++++++++++

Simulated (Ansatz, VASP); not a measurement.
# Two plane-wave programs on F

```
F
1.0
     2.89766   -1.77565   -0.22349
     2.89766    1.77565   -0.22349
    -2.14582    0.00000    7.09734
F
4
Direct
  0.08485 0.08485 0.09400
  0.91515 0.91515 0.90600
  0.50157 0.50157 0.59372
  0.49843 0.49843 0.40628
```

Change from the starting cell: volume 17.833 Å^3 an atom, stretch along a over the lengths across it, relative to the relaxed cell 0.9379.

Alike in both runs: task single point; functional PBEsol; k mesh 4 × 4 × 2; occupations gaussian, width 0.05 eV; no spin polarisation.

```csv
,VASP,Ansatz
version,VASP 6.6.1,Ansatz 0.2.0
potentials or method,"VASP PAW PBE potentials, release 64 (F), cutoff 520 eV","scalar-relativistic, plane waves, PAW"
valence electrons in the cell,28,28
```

++++++++++

# REQUIREMENT:
Word for word, write out every record.

# EXPECTED ANSWER:
Simulated (Ansatz, VASP); not a measurement.
# Two plane-wave programs on F

```
F
1.0
     2.89766   -1.77565   -0.22349
     2.89766    1.77565   -0.22349
    -2.14582    0.00000    7.09734
F
4
Direct
  0.08485 0.08485 0.09400
  0.91515 0.91515 0.90600
  0.50157 0.50157 0.59372
  0.49843 0.49843 0.40628
```

Change from the starting cell: volume 17.833 Å^3 an atom, stretch along a over the lengths across it, relative to the relaxed cell 0.9379.

Alike in both runs: task single point; functional PBEsol; k mesh 4 × 4 × 2; occupations gaussian, width 0.05 eV; no spin polarisation.

```csv
,VASP,Ansatz
version,VASP 6.6.1,Ansatz 0.2.0
potentials or method,"VASP PAW PBE potentials, release 64 (F), cutoff 520 eV","scalar-relativistic, plane waves, PAW"
valence electrons in the cell,28,28
```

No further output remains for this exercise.